Write out again, please, the records below from the first line to the line holding "### Step 1. The cell of the first run", inclusive, and nothing else.

^^^^^^^^^^^^^^^^
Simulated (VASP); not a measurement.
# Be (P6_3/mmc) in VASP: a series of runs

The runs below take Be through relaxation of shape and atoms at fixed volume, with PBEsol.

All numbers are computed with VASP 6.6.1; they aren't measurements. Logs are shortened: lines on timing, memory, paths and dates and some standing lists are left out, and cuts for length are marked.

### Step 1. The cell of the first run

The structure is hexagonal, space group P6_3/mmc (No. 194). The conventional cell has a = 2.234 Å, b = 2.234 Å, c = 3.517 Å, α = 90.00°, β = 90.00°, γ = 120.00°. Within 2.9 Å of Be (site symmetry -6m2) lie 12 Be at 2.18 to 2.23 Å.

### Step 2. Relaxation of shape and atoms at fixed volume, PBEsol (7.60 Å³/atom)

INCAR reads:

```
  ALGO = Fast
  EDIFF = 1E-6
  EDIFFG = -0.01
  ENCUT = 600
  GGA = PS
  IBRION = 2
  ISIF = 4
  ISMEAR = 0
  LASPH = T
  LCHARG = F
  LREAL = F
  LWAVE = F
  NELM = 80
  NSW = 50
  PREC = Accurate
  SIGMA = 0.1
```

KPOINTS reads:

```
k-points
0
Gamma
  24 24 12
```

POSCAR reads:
^^^^^^^^^^^^^^^^

EXERCISE ANSWER:
Simulated (VASP); not a measurement.
# Be (P6_3/mmc) in VASP: a series of runs

The runs below take Be through relaxation of shape and atoms at fixed volume, with PBEsol.

All numbers are computed with VASP 6.6.1; they aren't measurements. Logs are shortened: lines on timing, memory, paths and dates and some standing lists are left out, and cuts for length are marked.

### Step 1. The cell of the first run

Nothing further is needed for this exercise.